◆ **Data for review**
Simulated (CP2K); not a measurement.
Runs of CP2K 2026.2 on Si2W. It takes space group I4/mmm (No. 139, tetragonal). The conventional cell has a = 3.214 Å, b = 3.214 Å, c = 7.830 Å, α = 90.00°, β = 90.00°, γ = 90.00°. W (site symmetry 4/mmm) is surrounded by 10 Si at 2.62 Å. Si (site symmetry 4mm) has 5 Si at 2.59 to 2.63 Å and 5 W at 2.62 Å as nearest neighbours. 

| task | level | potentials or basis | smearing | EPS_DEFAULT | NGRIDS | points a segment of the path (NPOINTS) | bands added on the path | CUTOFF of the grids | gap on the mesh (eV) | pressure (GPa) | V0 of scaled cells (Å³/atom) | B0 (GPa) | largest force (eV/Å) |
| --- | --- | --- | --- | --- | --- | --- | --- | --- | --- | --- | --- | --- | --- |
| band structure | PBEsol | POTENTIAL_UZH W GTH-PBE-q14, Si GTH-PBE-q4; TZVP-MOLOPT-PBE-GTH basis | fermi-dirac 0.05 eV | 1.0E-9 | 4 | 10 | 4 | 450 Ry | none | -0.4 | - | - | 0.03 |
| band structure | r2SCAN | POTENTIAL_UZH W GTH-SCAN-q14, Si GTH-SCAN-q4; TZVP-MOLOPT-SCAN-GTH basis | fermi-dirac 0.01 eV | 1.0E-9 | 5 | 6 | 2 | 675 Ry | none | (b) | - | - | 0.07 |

◆ **Action item**
Using the listing above, return word for word each line from the one that has "force (eV/Å) |" through the one that has "-0.4 | - | - | 0.03 |", and no line outside that range.

◆ **Answer box**
| task | level | potentials or basis | smearing | EPS_DEFAULT | NGRIDS | points a segment of the path (NPOINTS) | bands added on the path | CUTOFF of the grids | gap on the mesh (eV) | pressure (GPa) | V0 of scaled cells (Å³/atom) | B0 (GPa) | largest force (eV/Å) |
| --- | --- | --- | --- | --- | --- | --- | --- | --- | --- | --- | --- | --- | --- |
| band structure | PBEsol | POTENTIAL_UZH W GTH-PBE-q14, Si GTH-PBE-q4; TZVP-MOLOPT-PBE-GTH basis | fermi-dirac 0.05 eV | 1.0E-9 | 4 | 10 | 4 | 450 Ry | none | -0.4 | - | - | 0.03 |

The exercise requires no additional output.